* _SOURCE INFORMATION_:
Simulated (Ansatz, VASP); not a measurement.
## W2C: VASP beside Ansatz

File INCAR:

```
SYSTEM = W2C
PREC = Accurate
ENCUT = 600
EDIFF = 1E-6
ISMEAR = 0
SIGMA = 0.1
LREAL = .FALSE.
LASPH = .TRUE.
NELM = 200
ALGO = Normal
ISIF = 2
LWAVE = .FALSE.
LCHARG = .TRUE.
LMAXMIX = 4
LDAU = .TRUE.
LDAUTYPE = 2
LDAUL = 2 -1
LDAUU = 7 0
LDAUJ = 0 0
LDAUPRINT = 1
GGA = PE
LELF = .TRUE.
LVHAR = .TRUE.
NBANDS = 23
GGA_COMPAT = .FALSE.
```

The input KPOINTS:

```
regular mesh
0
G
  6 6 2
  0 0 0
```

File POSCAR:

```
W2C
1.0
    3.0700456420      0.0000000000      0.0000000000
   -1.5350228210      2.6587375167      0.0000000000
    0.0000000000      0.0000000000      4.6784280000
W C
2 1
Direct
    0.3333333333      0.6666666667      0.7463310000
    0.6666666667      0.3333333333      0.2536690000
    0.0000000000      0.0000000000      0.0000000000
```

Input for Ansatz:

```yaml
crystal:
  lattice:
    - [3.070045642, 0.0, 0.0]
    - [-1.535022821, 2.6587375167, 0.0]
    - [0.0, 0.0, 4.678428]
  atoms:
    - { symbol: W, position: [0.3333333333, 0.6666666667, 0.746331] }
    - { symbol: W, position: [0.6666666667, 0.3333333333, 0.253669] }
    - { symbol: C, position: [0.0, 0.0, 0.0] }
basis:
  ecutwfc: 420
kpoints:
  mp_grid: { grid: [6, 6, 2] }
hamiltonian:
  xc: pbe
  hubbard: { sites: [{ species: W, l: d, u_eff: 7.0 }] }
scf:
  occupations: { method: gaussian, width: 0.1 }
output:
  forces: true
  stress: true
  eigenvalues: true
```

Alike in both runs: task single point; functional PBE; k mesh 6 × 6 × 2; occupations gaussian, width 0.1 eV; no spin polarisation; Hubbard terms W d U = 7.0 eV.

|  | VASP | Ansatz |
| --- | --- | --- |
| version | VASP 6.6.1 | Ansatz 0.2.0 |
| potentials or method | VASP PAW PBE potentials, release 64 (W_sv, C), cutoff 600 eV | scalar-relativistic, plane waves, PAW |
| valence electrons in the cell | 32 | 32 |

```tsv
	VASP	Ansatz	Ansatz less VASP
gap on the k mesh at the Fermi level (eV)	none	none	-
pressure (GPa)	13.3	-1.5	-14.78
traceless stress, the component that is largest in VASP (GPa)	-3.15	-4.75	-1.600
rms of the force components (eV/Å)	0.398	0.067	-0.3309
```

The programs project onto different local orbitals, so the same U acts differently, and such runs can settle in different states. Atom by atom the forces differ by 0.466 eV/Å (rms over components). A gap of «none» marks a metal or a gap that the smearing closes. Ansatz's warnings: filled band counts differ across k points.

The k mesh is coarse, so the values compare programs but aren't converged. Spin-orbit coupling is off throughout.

* _ACTIVITY_: From the entries above, print the lines beginning at the one with "VASP | Ansatz |" and stopping after the one with "The programs project", exactly as written and with nothing else.

* _EXERCISE RESULT_:
|  | VASP | Ansatz |
| --- | --- | --- |
| version | VASP 6.6.1 | Ansatz 0.2.0 |
| potentials or method | VASP PAW PBE potentials, release 64 (W_sv, C), cutoff 600 eV | scalar-relativistic, plane waves, PAW |
| valence electrons in the cell | 32 | 32 |

```tsv
	VASP	Ansatz	Ansatz less VASP
gap on the k mesh at the Fermi level (eV)	none	none	-
pressure (GPa)	13.3	-1.5	-14.78
traceless stress, the component that is largest in VASP (GPa)	-3.15	-4.75	-1.600
rms of the force components (eV/Å)	0.398	0.067	-0.3309
```

The programs project onto different local orbitals, so the same U acts differently, and such runs can settle in different states. Atom by atom the forces differ by 0.466 eV/Å (rms over components). A gap of «none» marks a metal or a gap that the smearing closes. Ansatz's warnings: filled band counts differ across k points.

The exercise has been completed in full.